◆ ◆ ◆ ◆

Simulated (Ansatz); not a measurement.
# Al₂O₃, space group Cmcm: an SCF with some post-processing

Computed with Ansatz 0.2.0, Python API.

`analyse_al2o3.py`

◆ ◆ ◆ ◆

Reproduce the listing above exactly as far as the line with "Computed with Ansatz 0.2.0, Python API.", that line included.

* [Response area]
Simulated (Ansatz); not a measurement.
# Al₂O₃, space group Cmcm: an SCF with some post-processing

Computed with Ansatz 0.2.0, Python API.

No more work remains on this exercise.